• **Work request**: When the line containing "ESP fit: Σ q" is reached, include it and end there; set down verbatim every line before it, starting at the top of the records.

• **Input data**:
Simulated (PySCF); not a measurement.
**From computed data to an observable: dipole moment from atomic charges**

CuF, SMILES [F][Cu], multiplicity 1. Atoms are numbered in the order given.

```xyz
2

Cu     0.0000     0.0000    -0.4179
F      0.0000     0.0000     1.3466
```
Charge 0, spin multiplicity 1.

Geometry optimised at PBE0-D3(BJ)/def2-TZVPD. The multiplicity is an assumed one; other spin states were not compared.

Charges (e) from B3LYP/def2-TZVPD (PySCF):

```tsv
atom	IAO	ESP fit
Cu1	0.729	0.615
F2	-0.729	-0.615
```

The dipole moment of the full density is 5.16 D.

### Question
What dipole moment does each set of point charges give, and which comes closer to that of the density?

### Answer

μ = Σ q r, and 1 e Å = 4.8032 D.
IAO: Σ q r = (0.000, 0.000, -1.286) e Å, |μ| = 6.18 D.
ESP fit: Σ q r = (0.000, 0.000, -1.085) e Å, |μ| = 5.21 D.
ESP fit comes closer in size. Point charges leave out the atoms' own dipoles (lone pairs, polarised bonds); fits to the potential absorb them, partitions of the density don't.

• **Written answer**:
Simulated (PySCF); not a measurement.
**From computed data to an observable: dipole moment from atomic charges**

CuF, SMILES [F][Cu], multiplicity 1. Atoms are numbered in the order given.

```xyz
2

Cu     0.0000     0.0000    -0.4179
F      0.0000     0.0000     1.3466
```
Charge 0, spin multiplicity 1.

Geometry optimised at PBE0-D3(BJ)/def2-TZVPD. The multiplicity is an assumed one; other spin states were not compared.

Charges (e) from B3LYP/def2-TZVPD (PySCF):

```tsv
atom	IAO	ESP fit
Cu1	0.729	0.615
F2	-0.729	-0.615
```

The dipole moment of the full density is 5.16 D.

### Question
What dipole moment does each set of point charges give, and which comes closer to that of the density?

### Answer

μ = Σ q r, and 1 e Å = 4.8032 D.
IAO: Σ q r = (0.000, 0.000, -1.286) e Å, |μ| = 6.18 D.
ESP fit: Σ q r = (0.000, 0.000, -1.085) e Å, |μ| = 5.21 D.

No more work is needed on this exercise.